- [RAW DATA]
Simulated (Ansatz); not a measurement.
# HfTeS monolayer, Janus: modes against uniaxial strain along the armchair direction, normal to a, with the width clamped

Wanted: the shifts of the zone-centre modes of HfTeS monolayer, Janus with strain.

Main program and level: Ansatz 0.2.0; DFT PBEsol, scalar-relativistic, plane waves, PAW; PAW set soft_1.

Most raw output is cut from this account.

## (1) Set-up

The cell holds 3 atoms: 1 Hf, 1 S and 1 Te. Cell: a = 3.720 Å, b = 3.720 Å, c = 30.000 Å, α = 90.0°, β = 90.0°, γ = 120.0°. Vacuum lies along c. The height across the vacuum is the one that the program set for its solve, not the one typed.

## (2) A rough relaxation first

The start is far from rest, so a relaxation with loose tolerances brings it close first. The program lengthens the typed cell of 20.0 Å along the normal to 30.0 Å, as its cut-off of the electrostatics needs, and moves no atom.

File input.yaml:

- [EXERCISE]
Each of the records is to be written out again without alteration.

- [RESPONSE AREA]
Simulated (Ansatz); not a measurement.
# HfTeS monolayer, Janus: modes against uniaxial strain along the armchair direction, normal to a, with the width clamped

Wanted: the shifts of the zone-centre modes of HfTeS monolayer, Janus with strain.

Main program and level: Ansatz 0.2.0; DFT PBEsol, scalar-relativistic, plane waves, PAW; PAW set soft_1.

Most raw output is cut from this account.

## (1) Set-up

The cell holds 3 atoms: 1 Hf, 1 S and 1 Te. Cell: a = 3.720 Å, b = 3.720 Å, c = 30.000 Å, α = 90.0°, β = 90.0°, γ = 120.0°. Vacuum lies along c. The height across the vacuum is the one that the program set for its solve, not the one typed.

## (2) A rough relaxation first

The start is far from rest, so a relaxation with loose tolerances brings it close first. The program lengthens the typed cell of 20.0 Å along the normal to 30.0 Å, as its cut-off of the electrostatics needs, and moves no atom.

File input.yaml:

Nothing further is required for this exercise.